● **Required action**: The answer consists solely of the listing's lines from the first through the line containing "A ball-and-stick rendering, viewed", each reproduced exactly.

##### Exercise data
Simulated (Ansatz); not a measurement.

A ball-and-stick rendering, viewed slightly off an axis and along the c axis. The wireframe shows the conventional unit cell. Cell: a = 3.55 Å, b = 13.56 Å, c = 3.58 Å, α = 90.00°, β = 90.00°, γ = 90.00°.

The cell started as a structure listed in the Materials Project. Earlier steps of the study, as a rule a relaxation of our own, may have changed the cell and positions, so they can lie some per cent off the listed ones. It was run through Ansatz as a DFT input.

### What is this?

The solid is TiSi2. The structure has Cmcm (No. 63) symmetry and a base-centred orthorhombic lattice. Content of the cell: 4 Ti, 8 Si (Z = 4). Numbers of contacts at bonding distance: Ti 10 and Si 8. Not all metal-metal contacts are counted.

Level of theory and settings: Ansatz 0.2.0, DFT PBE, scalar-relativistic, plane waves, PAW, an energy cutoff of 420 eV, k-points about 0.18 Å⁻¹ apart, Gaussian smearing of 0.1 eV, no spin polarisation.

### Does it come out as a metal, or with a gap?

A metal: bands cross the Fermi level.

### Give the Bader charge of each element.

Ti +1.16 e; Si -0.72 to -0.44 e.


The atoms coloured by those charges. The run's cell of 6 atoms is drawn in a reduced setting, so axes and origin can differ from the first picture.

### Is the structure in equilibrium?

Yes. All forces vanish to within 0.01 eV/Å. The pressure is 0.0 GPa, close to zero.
##########

● **Problem solution**:
Simulated (Ansatz); not a measurement.

A ball-and-stick rendering, viewed slightly off an axis and along the c axis. The wireframe shows the conventional unit cell. Cell: a = 3.55 Å, b = 13.56 Å, c = 3.58 Å, α = 90.00°, β = 90.00°, γ = 90.00°.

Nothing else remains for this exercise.